**BRIEF**. Keep to one stretch of the data below, the lines from the one with "(3) What is" up to and including the one with "(2) -141.7 deg", and return that stretch exactly.

**THE DATA**.
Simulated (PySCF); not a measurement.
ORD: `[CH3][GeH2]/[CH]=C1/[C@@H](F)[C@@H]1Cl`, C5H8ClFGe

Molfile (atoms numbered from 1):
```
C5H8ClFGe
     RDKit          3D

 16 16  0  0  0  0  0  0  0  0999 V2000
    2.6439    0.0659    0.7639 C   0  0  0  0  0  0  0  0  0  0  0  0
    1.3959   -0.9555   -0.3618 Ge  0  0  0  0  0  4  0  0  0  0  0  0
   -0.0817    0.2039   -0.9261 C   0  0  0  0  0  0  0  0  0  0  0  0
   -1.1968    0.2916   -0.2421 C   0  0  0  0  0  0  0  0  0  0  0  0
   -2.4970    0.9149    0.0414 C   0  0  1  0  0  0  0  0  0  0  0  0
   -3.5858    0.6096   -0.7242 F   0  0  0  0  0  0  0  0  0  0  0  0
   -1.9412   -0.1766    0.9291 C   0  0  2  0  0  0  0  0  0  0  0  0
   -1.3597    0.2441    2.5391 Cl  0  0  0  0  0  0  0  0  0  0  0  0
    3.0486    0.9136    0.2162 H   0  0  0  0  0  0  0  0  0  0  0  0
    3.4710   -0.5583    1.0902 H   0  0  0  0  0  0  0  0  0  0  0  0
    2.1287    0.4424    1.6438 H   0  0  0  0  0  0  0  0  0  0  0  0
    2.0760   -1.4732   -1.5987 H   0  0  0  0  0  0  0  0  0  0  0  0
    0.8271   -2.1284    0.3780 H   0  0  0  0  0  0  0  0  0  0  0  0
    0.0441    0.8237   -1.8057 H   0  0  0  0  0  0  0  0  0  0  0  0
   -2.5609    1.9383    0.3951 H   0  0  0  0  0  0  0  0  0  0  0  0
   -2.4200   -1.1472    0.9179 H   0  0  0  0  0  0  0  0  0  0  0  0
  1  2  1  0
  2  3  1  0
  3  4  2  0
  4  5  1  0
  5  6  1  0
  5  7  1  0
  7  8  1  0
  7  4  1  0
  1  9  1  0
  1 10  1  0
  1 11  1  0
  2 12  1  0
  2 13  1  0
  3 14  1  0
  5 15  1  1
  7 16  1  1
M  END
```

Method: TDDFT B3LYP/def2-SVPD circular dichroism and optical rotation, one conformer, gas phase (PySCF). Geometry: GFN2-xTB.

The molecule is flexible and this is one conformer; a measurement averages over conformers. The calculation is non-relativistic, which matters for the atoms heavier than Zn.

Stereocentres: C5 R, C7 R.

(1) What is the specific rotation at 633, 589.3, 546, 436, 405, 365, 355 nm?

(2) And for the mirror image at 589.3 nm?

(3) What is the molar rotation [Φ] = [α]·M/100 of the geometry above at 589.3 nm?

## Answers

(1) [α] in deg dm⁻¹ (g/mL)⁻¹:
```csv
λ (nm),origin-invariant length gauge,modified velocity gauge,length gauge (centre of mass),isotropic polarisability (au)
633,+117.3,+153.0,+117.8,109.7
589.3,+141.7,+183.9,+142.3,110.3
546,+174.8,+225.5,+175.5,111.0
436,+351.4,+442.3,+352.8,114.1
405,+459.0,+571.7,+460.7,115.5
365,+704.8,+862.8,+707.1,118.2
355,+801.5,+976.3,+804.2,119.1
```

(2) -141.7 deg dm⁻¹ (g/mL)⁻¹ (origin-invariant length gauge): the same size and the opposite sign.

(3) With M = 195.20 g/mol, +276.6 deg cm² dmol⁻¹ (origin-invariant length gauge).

**TASK RESULT**.
(3) What is the molar rotation [Φ] = [α]·M/100 of the geometry above at 589.3 nm?

## Answers

(1) [α] in deg dm⁻¹ (g/mL)⁻¹:
```csv
λ (nm),origin-invariant length gauge,modified velocity gauge,length gauge (centre of mass),isotropic polarisability (au)
633,+117.3,+153.0,+117.8,109.7
589.3,+141.7,+183.9,+142.3,110.3
546,+174.8,+225.5,+175.5,111.0
436,+351.4,+442.3,+352.8,114.1
405,+459.0,+571.7,+460.7,115.5
365,+704.8,+862.8,+707.1,118.2
355,+801.5,+976.3,+804.2,119.1
```

(2) -141.7 deg dm⁻¹ (g/mL)⁻¹ (origin-invariant length gauge): the same size and the opposite sign.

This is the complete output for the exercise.